◆ Action item:
The line with "Shieldings were converted", the line with "C. CC(C)c1ncccp1", and all lines between them in the material below: return these exactly, and no others.

START Given entries

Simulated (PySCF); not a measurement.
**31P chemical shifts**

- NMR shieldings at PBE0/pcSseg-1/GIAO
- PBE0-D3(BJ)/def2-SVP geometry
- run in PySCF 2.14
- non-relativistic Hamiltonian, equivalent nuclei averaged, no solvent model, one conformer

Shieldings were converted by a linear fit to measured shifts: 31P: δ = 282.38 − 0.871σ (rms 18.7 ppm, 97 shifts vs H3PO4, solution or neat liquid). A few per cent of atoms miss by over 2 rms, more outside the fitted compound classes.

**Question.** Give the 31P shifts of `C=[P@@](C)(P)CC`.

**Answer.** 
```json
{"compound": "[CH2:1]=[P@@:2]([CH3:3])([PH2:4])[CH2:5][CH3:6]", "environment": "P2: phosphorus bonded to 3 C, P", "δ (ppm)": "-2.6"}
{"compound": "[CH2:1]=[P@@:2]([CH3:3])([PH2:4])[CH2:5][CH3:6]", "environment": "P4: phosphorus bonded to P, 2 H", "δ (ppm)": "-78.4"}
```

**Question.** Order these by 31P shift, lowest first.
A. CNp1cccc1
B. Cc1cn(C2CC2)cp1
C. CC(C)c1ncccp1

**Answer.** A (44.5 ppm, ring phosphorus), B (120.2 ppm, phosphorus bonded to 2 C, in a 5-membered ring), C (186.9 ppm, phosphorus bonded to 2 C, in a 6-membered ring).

END Given entries

◆ Solution:
Shieldings were converted by a linear fit to measured shifts: 31P: δ = 282.38 − 0.871σ (rms 18.7 ppm, 97 shifts vs H3PO4, solution or neat liquid). A few per cent of atoms miss by over 2 rms, more outside the fitted compound classes.

**Question.** Give the 31P shifts of `C=[P@@](C)(P)CC`.

**Answer.** 
```json
{"compound": "[CH2:1]=[P@@:2]([CH3:3])([PH2:4])[CH2:5][CH3:6]", "environment": "P2: phosphorus bonded to 3 C, P", "δ (ppm)": "-2.6"}
{"compound": "[CH2:1]=[P@@:2]([CH3:3])([PH2:4])[CH2:5][CH3:6]", "environment": "P4: phosphorus bonded to P, 2 H", "δ (ppm)": "-78.4"}
```

**Question.** Order these by 31P shift, lowest first.
A. CNp1cccc1
B. Cc1cn(C2CC2)cp1
C. CC(C)c1ncccp1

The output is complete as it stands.